### Extracted material
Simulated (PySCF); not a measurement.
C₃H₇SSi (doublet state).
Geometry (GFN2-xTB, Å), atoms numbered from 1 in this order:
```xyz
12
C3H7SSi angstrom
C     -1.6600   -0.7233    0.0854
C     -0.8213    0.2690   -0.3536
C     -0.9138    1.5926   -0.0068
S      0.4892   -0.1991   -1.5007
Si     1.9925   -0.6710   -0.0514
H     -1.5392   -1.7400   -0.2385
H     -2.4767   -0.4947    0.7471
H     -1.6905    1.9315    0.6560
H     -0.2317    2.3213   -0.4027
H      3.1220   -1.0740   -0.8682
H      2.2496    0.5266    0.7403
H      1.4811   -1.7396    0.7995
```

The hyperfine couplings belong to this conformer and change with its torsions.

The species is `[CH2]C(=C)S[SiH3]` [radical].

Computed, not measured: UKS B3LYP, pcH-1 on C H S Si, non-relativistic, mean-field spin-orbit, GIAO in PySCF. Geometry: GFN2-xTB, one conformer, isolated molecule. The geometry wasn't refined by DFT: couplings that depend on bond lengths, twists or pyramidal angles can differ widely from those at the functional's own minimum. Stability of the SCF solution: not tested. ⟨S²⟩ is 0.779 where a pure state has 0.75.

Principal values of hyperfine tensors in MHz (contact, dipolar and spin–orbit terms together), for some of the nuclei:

### Task item
Every entry shown above should be transcribed without alteration.

### Answer section
Simulated (PySCF); not a measurement.
C₃H₇SSi (doublet state).
Geometry (GFN2-xTB, Å), atoms numbered from 1 in this order:
```xyz
12
C3H7SSi angstrom
C     -1.6600   -0.7233    0.0854
C     -0.8213    0.2690   -0.3536
C     -0.9138    1.5926   -0.0068
S      0.4892   -0.1991   -1.5007
Si     1.9925   -0.6710   -0.0514
H     -1.5392   -1.7400   -0.2385
H     -2.4767   -0.4947    0.7471
H     -1.6905    1.9315    0.6560
H     -0.2317    2.3213   -0.4027
H      3.1220   -1.0740   -0.8682
H      2.2496    0.5266    0.7403
H      1.4811   -1.7396    0.7995
```

The hyperfine couplings belong to this conformer and change with its torsions.

The species is `[CH2]C(=C)S[SiH3]` [radical].

Computed, not measured: UKS B3LYP, pcH-1 on C H S Si, non-relativistic, mean-field spin-orbit, GIAO in PySCF. Geometry: GFN2-xTB, one conformer, isolated molecule. The geometry wasn't refined by DFT: couplings that depend on bond lengths, twists or pyramidal angles can differ widely from those at the functional's own minimum. Stability of the SCF solution: not tested. ⟨S²⟩ is 0.779 where a pure state has 0.75.

Principal values of hyperfine tensors in MHz (contact, dipolar and spin–orbit terms together), for some of the nuclei:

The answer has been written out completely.